### WORK REQUEST:
Transcribe the entire listing below exactly.

───── SOURCE INFORMATION

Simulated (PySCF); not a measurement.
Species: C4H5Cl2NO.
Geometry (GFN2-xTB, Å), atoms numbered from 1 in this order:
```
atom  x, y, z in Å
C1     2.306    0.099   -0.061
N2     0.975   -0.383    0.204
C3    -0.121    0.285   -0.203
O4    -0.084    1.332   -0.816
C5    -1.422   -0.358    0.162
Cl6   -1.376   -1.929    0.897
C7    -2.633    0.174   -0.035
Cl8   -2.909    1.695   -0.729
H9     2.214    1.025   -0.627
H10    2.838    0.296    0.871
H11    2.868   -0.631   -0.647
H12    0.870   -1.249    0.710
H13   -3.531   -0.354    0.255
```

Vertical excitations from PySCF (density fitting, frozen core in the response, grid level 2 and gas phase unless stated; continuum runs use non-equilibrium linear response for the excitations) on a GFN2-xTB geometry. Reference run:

──────────

### EXERCISE RESULT:
Simulated (PySCF); not a measurement.
Species: C4H5Cl2NO.
Geometry (GFN2-xTB, Å), atoms numbered from 1 in this order:
```
atom  x, y, z in Å
C1     2.306    0.099   -0.061
N2     0.975   -0.383    0.204
C3    -0.121    0.285   -0.203
O4    -0.084    1.332   -0.816
C5    -1.422   -0.358    0.162
Cl6   -1.376   -1.929    0.897
C7    -2.633    0.174   -0.035
Cl8   -2.909    1.695   -0.729
H9     2.214    1.025   -0.627
H10    2.838    0.296    0.871
H11    2.868   -0.631   -0.647
H12    0.870   -1.249    0.710
H13   -3.531   -0.354    0.255
```

Vertical excitations from PySCF (density fitting, frozen core in the response, grid level 2 and gas phase unless stated; continuum runs use non-equilibrium linear response for the excitations) on a GFN2-xTB geometry. Reference run:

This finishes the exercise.